◆ Work request ◆
Please copy out the records that follow, word for word.

┄┄┄┄┄┄┄┄┄┄

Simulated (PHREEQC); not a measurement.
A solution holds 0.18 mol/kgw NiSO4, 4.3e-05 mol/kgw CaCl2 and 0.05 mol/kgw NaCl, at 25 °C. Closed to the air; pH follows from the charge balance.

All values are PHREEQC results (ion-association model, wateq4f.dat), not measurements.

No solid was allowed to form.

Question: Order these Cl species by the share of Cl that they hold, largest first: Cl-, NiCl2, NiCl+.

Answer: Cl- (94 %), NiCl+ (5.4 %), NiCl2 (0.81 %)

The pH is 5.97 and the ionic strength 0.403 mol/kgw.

┄┄┄┄┄┄┄┄┄┄

◆ Task answer ◆
Simulated (PHREEQC); not a measurement.
A solution holds 0.18 mol/kgw NiSO4, 4.3e-05 mol/kgw CaCl2 and 0.05 mol/kgw NaCl, at 25 °C. Closed to the air; pH follows from the charge balance.

All values are PHREEQC results (ion-association model, wateq4f.dat), not measurements.

No solid was allowed to form.

Question: Order these Cl species by the share of Cl that they hold, largest first: Cl-, NiCl2, NiCl+.

Answer: Cl- (94 %), NiCl+ (5.4 %), NiCl2 (0.81 %)

The pH is 5.97 and the ionic strength 0.403 mol/kgw.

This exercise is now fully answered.